Once you find the line containing "All runs: NWChem." in the data below, copy it and each following line exactly, up to and including the line containing "What does the", and nothing else.

################

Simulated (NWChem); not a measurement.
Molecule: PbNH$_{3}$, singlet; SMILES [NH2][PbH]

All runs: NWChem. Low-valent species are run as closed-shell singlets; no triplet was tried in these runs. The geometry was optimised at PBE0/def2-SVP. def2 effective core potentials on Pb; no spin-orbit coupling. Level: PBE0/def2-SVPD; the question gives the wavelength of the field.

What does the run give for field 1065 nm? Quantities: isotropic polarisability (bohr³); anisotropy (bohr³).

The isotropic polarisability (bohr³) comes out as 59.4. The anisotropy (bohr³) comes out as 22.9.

################

TASK ANSWER:
All runs: NWChem. Low-valent species are run as closed-shell singlets; no triplet was tried in these runs. The geometry was optimised at PBE0/def2-SVP. def2 effective core potentials on Pb; no spin-orbit coupling. Level: PBE0/def2-SVPD; the question gives the wavelength of the field.

What does the run give for field 1065 nm? Quantities: isotropic polarisability (bohr³); anisotropy (bohr³).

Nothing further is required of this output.